Work task
Would you please output, word for word, the span of the listing below that opens on the line containing "cell | 8 | 18 |" and closes on the line containing "The two sets"? Include both ends and nothing more.

◇ ◇ ◇ ◇ ◇ ◇ ◇

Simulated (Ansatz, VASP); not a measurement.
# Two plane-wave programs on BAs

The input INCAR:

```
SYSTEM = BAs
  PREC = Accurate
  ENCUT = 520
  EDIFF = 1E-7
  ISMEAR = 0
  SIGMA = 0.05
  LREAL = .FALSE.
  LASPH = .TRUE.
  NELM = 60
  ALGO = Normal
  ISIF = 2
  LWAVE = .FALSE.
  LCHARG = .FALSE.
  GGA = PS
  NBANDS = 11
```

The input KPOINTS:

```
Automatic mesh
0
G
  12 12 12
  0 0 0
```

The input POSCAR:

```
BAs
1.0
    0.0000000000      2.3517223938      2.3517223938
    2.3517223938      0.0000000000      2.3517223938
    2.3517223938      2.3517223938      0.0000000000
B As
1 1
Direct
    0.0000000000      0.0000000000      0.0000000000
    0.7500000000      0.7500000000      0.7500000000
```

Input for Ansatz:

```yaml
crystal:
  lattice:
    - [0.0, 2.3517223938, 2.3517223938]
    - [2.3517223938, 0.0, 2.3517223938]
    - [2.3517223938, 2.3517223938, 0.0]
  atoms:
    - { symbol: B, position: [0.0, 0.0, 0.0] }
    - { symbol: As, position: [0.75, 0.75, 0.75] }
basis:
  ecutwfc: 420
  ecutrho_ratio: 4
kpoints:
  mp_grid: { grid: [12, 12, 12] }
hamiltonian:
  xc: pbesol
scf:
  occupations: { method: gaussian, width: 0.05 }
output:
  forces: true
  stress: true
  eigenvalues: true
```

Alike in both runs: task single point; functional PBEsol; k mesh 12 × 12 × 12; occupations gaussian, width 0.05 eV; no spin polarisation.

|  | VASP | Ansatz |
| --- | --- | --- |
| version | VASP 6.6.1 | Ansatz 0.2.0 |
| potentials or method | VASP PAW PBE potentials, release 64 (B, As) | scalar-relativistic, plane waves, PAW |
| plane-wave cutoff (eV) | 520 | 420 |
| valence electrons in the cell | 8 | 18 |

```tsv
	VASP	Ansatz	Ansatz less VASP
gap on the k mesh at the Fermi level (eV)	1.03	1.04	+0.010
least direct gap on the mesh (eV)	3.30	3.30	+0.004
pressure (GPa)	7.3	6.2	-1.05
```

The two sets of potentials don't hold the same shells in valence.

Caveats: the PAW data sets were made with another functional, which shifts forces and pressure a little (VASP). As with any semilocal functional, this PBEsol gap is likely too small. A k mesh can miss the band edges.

◇ ◇ ◇ ◇ ◇ ◇ ◇

Written response
| valence electrons in the cell | 8 | 18 |

```tsv
	VASP	Ansatz	Ansatz less VASP
gap on the k mesh at the Fermi level (eV)	1.03	1.04	+0.010
least direct gap on the mesh (eV)	3.30	3.30	+0.004
pressure (GPa)	7.3	6.2	-1.05
```

The two sets of potentials don't hold the same shells in valence.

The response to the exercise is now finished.